··· EXTRACTED INFORMATION ···
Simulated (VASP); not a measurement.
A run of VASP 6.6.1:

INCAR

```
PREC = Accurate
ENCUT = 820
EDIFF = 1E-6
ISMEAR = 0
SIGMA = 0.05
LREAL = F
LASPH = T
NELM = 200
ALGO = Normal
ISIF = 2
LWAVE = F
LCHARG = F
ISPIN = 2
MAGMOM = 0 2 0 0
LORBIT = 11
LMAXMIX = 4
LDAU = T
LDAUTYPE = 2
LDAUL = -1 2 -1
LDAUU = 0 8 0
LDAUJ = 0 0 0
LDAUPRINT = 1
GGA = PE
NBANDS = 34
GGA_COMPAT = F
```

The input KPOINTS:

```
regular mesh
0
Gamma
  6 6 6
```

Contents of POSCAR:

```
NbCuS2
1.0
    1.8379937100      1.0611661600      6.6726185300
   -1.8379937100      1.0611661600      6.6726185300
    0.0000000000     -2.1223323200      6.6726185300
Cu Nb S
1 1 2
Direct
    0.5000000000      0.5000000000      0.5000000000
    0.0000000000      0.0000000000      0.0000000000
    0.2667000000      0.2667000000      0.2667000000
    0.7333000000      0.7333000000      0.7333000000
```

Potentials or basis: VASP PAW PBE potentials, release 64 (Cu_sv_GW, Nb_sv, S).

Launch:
···

**ACTION ITEM**
Reproduce the data exactly, character for character.

**EXERCISE ANSWER**
Simulated (VASP); not a measurement.
A run of VASP 6.6.1:

INCAR

```
PREC = Accurate
ENCUT = 820
EDIFF = 1E-6
ISMEAR = 0
SIGMA = 0.05
LREAL = F
LASPH = T
NELM = 200
ALGO = Normal
ISIF = 2
LWAVE = F
LCHARG = F
ISPIN = 2
MAGMOM = 0 2 0 0
LORBIT = 11
LMAXMIX = 4
LDAU = T
LDAUTYPE = 2
LDAUL = -1 2 -1
LDAUU = 0 8 0
LDAUJ = 0 0 0
LDAUPRINT = 1
GGA = PE
NBANDS = 34
GGA_COMPAT = F
```

The input KPOINTS:

```
regular mesh
0
Gamma
  6 6 6
```

Contents of POSCAR:

```
NbCuS2
1.0
    1.8379937100      1.0611661600      6.6726185300
   -1.8379937100      1.0611661600      6.6726185300
    0.0000000000     -2.1223323200      6.6726185300
Cu Nb S
1 1 2
Direct
    0.5000000000      0.5000000000      0.5000000000
    0.0000000000      0.0000000000      0.0000000000
    0.2667000000      0.2667000000      0.2667000000
    0.7333000000      0.7333000000      0.7333000000
```

Potentials or basis: VASP PAW PBE potentials, release 64 (Cu_sv_GW, Nb_sv, S).

Launch:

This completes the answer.